Entries provided
=== Section Start ===
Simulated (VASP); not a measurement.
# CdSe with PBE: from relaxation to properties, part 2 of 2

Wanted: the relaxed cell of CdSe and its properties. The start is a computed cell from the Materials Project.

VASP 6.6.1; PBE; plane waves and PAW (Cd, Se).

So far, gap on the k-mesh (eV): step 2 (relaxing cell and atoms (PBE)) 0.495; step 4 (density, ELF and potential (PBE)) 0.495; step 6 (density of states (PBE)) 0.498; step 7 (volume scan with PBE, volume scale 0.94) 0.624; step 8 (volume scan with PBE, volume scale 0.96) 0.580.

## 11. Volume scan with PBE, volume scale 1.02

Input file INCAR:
=== Section End ===

Activity
Reproduce each entry exactly, leaving out nothing.

Response area
Simulated (VASP); not a measurement.
# CdSe with PBE: from relaxation to properties, part 2 of 2

Wanted: the relaxed cell of CdSe and its properties. The start is a computed cell from the Materials Project.

VASP 6.6.1; PBE; plane waves and PAW (Cd, Se).

So far, gap on the k-mesh (eV): step 2 (relaxing cell and atoms (PBE)) 0.495; step 4 (density, ELF and potential (PBE)) 0.495; step 6 (density of states (PBE)) 0.498; step 7 (volume scan with PBE, volume scale 0.94) 0.624; step 8 (volume scan with PBE, volume scale 0.96) 0.580.

## 11. Volume scan with PBE, volume scale 1.02

Input file INCAR:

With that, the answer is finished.